* **Input data**
-- -- --
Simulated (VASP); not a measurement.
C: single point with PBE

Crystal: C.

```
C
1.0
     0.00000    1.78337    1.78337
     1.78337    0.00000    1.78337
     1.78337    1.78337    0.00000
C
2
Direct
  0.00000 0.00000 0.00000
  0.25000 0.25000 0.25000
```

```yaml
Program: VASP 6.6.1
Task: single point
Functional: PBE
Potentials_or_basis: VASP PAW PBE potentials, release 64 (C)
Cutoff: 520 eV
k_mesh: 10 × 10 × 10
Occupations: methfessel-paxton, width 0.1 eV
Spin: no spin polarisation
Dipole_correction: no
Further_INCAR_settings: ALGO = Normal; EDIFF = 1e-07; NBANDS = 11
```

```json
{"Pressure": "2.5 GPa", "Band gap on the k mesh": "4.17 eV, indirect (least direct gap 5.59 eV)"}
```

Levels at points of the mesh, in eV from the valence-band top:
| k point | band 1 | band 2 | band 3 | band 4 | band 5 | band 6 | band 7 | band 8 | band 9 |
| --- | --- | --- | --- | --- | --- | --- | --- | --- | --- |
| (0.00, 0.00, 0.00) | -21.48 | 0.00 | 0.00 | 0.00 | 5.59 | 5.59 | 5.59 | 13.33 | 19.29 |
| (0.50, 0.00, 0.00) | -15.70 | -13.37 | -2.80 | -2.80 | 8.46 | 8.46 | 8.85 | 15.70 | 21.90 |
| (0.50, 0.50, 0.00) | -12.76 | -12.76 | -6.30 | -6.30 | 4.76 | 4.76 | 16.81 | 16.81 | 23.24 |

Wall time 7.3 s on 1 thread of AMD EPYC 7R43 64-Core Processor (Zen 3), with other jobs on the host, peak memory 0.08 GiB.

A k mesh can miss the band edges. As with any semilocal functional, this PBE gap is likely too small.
-- -- --

* **Action item**
Keep to the lines above, from the first one through the line where "8 | band 9 |" appears, and copy them exactly.

* **Result**
Simulated (VASP); not a measurement.
C: single point with PBE

Crystal: C.

```
C
1.0
     0.00000    1.78337    1.78337
     1.78337    0.00000    1.78337
     1.78337    1.78337    0.00000
C
2
Direct
  0.00000 0.00000 0.00000
  0.25000 0.25000 0.25000
```

```yaml
Program: VASP 6.6.1
Task: single point
Functional: PBE
Potentials_or_basis: VASP PAW PBE potentials, release 64 (C)
Cutoff: 520 eV
k_mesh: 10 × 10 × 10
Occupations: methfessel-paxton, width 0.1 eV
Spin: no spin polarisation
Dipole_correction: no
Further_INCAR_settings: ALGO = Normal; EDIFF = 1e-07; NBANDS = 11
```

```json
{"Pressure": "2.5 GPa", "Band gap on the k mesh": "4.17 eV, indirect (least direct gap 5.59 eV)"}
```

Levels at points of the mesh, in eV from the valence-band top:
| k point | band 1 | band 2 | band 3 | band 4 | band 5 | band 6 | band 7 | band 8 | band 9 |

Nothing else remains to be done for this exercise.